-- WORK TASK --
Copy the records below word for word. Stop after the line that contains "-0.60 | +0.017 |".

════
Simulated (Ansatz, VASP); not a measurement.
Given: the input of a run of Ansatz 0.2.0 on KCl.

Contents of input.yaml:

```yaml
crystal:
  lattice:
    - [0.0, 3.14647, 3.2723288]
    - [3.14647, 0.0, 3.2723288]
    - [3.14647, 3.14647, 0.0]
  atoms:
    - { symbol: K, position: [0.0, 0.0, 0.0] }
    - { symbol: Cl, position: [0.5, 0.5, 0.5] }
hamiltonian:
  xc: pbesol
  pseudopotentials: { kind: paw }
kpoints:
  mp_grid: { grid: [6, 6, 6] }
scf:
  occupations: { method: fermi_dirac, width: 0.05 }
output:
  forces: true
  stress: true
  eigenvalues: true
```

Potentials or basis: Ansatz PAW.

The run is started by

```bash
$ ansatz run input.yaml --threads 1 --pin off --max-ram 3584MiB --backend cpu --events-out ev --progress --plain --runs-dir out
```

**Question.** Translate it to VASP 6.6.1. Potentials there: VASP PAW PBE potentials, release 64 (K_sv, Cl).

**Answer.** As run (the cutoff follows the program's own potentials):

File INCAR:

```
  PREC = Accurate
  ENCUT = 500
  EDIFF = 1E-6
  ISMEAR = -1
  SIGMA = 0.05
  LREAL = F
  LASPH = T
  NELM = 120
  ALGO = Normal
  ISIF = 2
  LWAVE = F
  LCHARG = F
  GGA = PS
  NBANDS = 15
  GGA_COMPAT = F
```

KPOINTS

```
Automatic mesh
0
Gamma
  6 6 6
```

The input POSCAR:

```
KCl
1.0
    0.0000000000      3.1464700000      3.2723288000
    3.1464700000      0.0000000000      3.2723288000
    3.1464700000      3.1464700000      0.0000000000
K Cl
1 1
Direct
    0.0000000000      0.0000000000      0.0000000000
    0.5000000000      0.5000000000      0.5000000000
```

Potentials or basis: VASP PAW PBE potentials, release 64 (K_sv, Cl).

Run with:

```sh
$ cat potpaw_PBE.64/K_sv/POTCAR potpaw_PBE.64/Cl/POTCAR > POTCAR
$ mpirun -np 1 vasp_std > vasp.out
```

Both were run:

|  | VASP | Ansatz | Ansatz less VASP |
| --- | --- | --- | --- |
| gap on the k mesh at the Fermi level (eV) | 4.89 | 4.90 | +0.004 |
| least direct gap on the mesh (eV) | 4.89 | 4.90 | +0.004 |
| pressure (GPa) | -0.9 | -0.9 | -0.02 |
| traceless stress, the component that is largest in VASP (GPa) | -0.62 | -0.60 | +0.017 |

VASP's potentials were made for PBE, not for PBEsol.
════

-- TASK OUTPUT --
Simulated (Ansatz, VASP); not a measurement.
Given: the input of a run of Ansatz 0.2.0 on KCl.

Contents of input.yaml:

```yaml
crystal:
  lattice:
    - [0.0, 3.14647, 3.2723288]
    - [3.14647, 0.0, 3.2723288]
    - [3.14647, 3.14647, 0.0]
  atoms:
    - { symbol: K, position: [0.0, 0.0, 0.0] }
    - { symbol: Cl, position: [0.5, 0.5, 0.5] }
hamiltonian:
  xc: pbesol
  pseudopotentials: { kind: paw }
kpoints:
  mp_grid: { grid: [6, 6, 6] }
scf:
  occupations: { method: fermi_dirac, width: 0.05 }
output:
  forces: true
  stress: true
  eigenvalues: true
```

Potentials or basis: Ansatz PAW.

The run is started by

```bash
$ ansatz run input.yaml --threads 1 --pin off --max-ram 3584MiB --backend cpu --events-out ev --progress --plain --runs-dir out
```

**Question.** Translate it to VASP 6.6.1. Potentials there: VASP PAW PBE potentials, release 64 (K_sv, Cl).

**Answer.** As run (the cutoff follows the program's own potentials):

File INCAR:

```
  PREC = Accurate
  ENCUT = 500
  EDIFF = 1E-6
  ISMEAR = -1
  SIGMA = 0.05
  LREAL = F
  LASPH = T
  NELM = 120
  ALGO = Normal
  ISIF = 2
  LWAVE = F
  LCHARG = F
  GGA = PS
  NBANDS = 15
  GGA_COMPAT = F
```

KPOINTS

```
Automatic mesh
0
Gamma
  6 6 6
```

The input POSCAR:

```
KCl
1.0
    0.0000000000      3.1464700000      3.2723288000
    3.1464700000      0.0000000000      3.2723288000
    3.1464700000      3.1464700000      0.0000000000
K Cl
1 1
Direct
    0.0000000000      0.0000000000      0.0000000000
    0.5000000000      0.5000000000      0.5000000000
```

Potentials or basis: VASP PAW PBE potentials, release 64 (K_sv, Cl).

Run with:

```sh
$ cat potpaw_PBE.64/K_sv/POTCAR potpaw_PBE.64/Cl/POTCAR > POTCAR
$ mpirun -np 1 vasp_std > vasp.out
```

Both were run:

|  | VASP | Ansatz | Ansatz less VASP |
| --- | --- | --- | --- |
| gap on the k mesh at the Fermi level (eV) | 4.89 | 4.90 | +0.004 |
| least direct gap on the mesh (eV) | 4.89 | 4.90 | +0.004 |
| pressure (GPa) | -0.9 | -0.9 | -0.02 |
| traceless stress, the component that is largest in VASP (GPa) | -0.62 | -0.60 | +0.017 |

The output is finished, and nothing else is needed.